--- DATASET RECORDS Enclosed Below ---

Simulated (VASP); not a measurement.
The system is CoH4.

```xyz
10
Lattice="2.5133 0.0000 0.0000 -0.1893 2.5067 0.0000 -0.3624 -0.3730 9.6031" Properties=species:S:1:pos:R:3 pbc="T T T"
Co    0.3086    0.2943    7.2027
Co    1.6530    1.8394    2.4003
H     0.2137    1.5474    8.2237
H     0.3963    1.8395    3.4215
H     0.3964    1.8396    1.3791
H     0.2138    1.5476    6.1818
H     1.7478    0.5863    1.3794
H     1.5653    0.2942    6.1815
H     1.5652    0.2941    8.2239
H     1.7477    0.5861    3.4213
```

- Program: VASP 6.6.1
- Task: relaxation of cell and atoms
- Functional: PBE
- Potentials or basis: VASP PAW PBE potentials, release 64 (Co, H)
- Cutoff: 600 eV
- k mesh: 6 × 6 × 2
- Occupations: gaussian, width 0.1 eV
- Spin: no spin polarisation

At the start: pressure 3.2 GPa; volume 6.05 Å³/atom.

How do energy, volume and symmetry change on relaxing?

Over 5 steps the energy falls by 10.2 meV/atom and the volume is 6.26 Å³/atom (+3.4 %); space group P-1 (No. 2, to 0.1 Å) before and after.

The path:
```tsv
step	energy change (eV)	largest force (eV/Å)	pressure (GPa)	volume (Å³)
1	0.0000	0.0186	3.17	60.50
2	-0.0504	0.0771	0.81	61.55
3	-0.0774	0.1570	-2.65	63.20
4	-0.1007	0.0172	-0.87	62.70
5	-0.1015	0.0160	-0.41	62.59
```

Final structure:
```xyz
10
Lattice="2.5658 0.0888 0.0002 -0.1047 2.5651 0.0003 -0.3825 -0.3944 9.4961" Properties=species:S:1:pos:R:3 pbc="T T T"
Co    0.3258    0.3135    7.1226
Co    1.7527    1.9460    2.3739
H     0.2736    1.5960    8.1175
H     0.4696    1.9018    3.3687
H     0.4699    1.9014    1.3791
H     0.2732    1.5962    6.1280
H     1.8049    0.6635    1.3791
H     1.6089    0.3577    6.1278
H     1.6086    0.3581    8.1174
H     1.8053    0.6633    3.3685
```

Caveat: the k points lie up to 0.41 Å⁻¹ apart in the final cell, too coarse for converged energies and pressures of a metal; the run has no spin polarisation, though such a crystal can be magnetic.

--- End of Enclosed DATASET RECORDS ---

→ BRIEF: Repeat only what lies between the first line of the data and the line containing "- k mesh: 6 × 6 × 2", both of those lines included, exactly as it stands.

→ EXERCISE OUTPUT:
Simulated (VASP); not a measurement.
The system is CoH4.

```xyz
10
Lattice="2.5133 0.0000 0.0000 -0.1893 2.5067 0.0000 -0.3624 -0.3730 9.6031" Properties=species:S:1:pos:R:3 pbc="T T T"
Co    0.3086    0.2943    7.2027
Co    1.6530    1.8394    2.4003
H     0.2137    1.5474    8.2237
H     0.3963    1.8395    3.4215
H     0.3964    1.8396    1.3791
H     0.2138    1.5476    6.1818
H     1.7478    0.5863    1.3794
H     1.5653    0.2942    6.1815
H     1.5652    0.2941    8.2239
H     1.7477    0.5861    3.4213
```

- Program: VASP 6.6.1
- Task: relaxation of cell and atoms
- Functional: PBE
- Potentials or basis: VASP PAW PBE potentials, release 64 (Co, H)
- Cutoff: 600 eV
- k mesh: 6 × 6 × 2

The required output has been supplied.